WORK ITEM >> Each line from the beginning of the data below through the line containing "rotor, harmonic oscillator)." should be repeated exactly, please.

BEGIN RAW DATA

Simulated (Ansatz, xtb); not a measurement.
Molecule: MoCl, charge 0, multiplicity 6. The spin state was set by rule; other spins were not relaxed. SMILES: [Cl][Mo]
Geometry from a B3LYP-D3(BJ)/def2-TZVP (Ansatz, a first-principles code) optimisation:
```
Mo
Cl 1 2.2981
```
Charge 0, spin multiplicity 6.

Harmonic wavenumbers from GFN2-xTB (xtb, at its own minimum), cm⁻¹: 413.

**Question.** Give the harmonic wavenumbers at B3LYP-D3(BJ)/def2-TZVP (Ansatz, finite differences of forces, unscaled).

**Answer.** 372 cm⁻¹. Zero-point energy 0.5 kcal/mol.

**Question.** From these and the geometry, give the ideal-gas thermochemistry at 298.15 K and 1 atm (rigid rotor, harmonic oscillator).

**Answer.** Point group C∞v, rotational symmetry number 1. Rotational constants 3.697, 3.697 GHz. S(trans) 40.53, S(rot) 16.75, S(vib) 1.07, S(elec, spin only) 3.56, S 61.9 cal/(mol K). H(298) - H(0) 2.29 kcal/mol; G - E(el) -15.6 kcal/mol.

END RAW DATA

EXERCISE SOLUTION >>
Simulated (Ansatz, xtb); not a measurement.
Molecule: MoCl, charge 0, multiplicity 6. The spin state was set by rule; other spins were not relaxed. SMILES: [Cl][Mo]
Geometry from a B3LYP-D3(BJ)/def2-TZVP (Ansatz, a first-principles code) optimisation:
```
Mo
Cl 1 2.2981
```
Charge 0, spin multiplicity 6.

Harmonic wavenumbers from GFN2-xTB (xtb, at its own minimum), cm⁻¹: 413.

**Question.** Give the harmonic wavenumbers at B3LYP-D3(BJ)/def2-TZVP (Ansatz, finite differences of forces, unscaled).

**Answer.** 372 cm⁻¹. Zero-point energy 0.5 kcal/mol.

**Question.** From these and the geometry, give the ideal-gas thermochemistry at 298.15 K and 1 atm (rigid rotor, harmonic oscillator).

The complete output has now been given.